EXERCISE DATA
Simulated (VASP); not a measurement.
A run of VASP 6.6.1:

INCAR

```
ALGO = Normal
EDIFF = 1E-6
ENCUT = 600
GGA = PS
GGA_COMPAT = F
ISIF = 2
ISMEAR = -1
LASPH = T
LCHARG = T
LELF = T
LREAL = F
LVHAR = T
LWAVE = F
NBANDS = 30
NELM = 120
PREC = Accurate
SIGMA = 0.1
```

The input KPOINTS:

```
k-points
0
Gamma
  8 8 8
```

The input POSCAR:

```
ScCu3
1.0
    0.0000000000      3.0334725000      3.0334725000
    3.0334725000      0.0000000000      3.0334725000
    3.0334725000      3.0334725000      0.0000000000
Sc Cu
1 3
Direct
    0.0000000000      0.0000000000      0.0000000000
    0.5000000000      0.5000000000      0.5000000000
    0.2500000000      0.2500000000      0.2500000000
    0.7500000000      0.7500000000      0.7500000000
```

BRIEF
The entire listing above should be returned exactly as written.

TASK RESPONSE
Simulated (VASP); not a measurement.
A run of VASP 6.6.1:

INCAR

```
ALGO = Normal
EDIFF = 1E-6
ENCUT = 600
GGA = PS
GGA_COMPAT = F
ISIF = 2
ISMEAR = -1
LASPH = T
LCHARG = T
LELF = T
LREAL = F
LVHAR = T
LWAVE = F
NBANDS = 30
NELM = 120
PREC = Accurate
SIGMA = 0.1
```

The input KPOINTS:

```
k-points
0
Gamma
  8 8 8
```

The input POSCAR:

```
ScCu3
1.0
    0.0000000000      3.0334725000      3.0334725000
    3.0334725000      0.0000000000      3.0334725000
    3.0334725000      3.0334725000      0.0000000000
Sc Cu
1 3
Direct
    0.0000000000      0.0000000000      0.0000000000
    0.5000000000      0.5000000000      0.5000000000
    0.2500000000      0.2500000000      0.2500000000
    0.7500000000      0.7500000000      0.7500000000
```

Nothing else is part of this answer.